### Brief
Output every record again so that it matches the original word for word.

### Dataset extract

* * * * * * * * *

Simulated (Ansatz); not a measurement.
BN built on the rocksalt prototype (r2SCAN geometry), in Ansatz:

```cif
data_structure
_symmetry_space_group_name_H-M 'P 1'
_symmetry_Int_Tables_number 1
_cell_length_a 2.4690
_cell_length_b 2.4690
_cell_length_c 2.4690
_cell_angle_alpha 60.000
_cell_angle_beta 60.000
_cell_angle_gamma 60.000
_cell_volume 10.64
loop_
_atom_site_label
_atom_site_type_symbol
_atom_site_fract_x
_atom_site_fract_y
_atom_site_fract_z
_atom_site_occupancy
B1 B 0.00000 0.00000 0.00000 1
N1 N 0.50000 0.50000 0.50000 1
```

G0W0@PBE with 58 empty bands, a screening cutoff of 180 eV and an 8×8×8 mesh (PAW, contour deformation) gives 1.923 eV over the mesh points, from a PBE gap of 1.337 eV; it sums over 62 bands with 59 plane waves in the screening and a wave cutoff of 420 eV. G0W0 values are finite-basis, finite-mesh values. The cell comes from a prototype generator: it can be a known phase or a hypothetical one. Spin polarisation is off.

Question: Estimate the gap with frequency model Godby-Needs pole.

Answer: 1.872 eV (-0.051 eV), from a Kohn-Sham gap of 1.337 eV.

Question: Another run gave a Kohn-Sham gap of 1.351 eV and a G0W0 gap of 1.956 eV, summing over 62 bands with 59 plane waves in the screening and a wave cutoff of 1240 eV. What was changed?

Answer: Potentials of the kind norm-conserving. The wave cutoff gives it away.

* * * * * * * * *

### Answer area
Simulated (Ansatz); not a measurement.
BN built on the rocksalt prototype (r2SCAN geometry), in Ansatz:

```cif
data_structure
_symmetry_space_group_name_H-M 'P 1'
_symmetry_Int_Tables_number 1
_cell_length_a 2.4690
_cell_length_b 2.4690
_cell_length_c 2.4690
_cell_angle_alpha 60.000
_cell_angle_beta 60.000
_cell_angle_gamma 60.000
_cell_volume 10.64
loop_
_atom_site_label
_atom_site_type_symbol
_atom_site_fract_x
_atom_site_fract_y
_atom_site_fract_z
_atom_site_occupancy
B1 B 0.00000 0.00000 0.00000 1
N1 N 0.50000 0.50000 0.50000 1
```

G0W0@PBE with 58 empty bands, a screening cutoff of 180 eV and an 8×8×8 mesh (PAW, contour deformation) gives 1.923 eV over the mesh points, from a PBE gap of 1.337 eV; it sums over 62 bands with 59 plane waves in the screening and a wave cutoff of 420 eV. G0W0 values are finite-basis, finite-mesh values. The cell comes from a prototype generator: it can be a known phase or a hypothetical one. Spin polarisation is off.

Question: Estimate the gap with frequency model Godby-Needs pole.

Answer: 1.872 eV (-0.051 eV), from a Kohn-Sham gap of 1.337 eV.

Question: Another run gave a Kohn-Sham gap of 1.351 eV and a G0W0 gap of 1.956 eV, summing over 62 bands with 59 plane waves in the screening and a wave cutoff of 1240 eV. What was changed?

Answer: Potentials of the kind norm-conserving. The wave cutoff gives it away.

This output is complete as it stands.